## DATASET CONTENT
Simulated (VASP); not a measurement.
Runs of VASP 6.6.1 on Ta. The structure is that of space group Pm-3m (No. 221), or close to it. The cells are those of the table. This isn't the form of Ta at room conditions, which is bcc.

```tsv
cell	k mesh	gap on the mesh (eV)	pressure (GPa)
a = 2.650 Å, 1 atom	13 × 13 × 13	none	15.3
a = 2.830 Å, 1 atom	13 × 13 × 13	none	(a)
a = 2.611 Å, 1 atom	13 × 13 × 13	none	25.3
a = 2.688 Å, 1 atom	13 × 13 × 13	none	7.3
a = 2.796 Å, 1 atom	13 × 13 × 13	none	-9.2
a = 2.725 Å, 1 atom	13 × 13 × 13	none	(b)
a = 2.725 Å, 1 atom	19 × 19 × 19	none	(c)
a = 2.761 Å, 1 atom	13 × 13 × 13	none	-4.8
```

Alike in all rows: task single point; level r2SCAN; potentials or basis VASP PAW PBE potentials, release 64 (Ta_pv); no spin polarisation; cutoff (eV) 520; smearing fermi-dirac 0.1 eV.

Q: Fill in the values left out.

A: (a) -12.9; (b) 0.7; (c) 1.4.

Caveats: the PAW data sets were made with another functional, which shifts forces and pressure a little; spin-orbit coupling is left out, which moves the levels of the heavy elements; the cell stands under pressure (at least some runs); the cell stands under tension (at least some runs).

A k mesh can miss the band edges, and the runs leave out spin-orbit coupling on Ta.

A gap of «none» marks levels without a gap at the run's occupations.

## EXERCISE
Copy out each line of the data above, exactly, if it lies between the line holding "Caveats: the PAW" and the line holding "A k mesh can", inclusive; copy no other line.

## WRITTEN RESPONSE
Caveats: the PAW data sets were made with another functional, which shifts forces and pressure a little; spin-orbit coupling is left out, which moves the levels of the heavy elements; the cell stands under pressure (at least some runs); the cell stands under tension (at least some runs).

A k mesh can miss the band edges, and the runs leave out spin-orbit coupling on Ta.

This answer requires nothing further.